▶ _Action item_:
Please quote exactly the opening lines of the data, from the first line to the one where "Aim: Raman and" appears.

▶ _Dataset content_:
------------------------------------------------

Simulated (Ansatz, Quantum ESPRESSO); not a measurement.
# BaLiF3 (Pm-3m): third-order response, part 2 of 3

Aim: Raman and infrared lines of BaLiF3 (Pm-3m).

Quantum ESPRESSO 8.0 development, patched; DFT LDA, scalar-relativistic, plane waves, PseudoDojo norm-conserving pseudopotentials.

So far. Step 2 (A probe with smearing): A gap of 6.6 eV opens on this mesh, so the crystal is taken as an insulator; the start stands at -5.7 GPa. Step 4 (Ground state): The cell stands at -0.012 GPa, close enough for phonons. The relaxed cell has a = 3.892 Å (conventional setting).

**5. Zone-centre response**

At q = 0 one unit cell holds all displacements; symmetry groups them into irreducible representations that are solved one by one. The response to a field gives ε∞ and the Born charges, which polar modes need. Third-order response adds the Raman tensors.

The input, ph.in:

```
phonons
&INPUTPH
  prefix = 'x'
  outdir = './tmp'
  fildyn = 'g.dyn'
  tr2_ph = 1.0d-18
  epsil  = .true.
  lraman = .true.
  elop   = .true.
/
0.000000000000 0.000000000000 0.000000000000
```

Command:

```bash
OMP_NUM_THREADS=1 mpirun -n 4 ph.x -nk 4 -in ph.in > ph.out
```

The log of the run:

------------------------------------------------

▶ _Result_:
Simulated (Ansatz, Quantum ESPRESSO); not a measurement.
# BaLiF3 (Pm-3m): third-order response, part 2 of 3

Aim: Raman and infrared lines of BaLiF3 (Pm-3m).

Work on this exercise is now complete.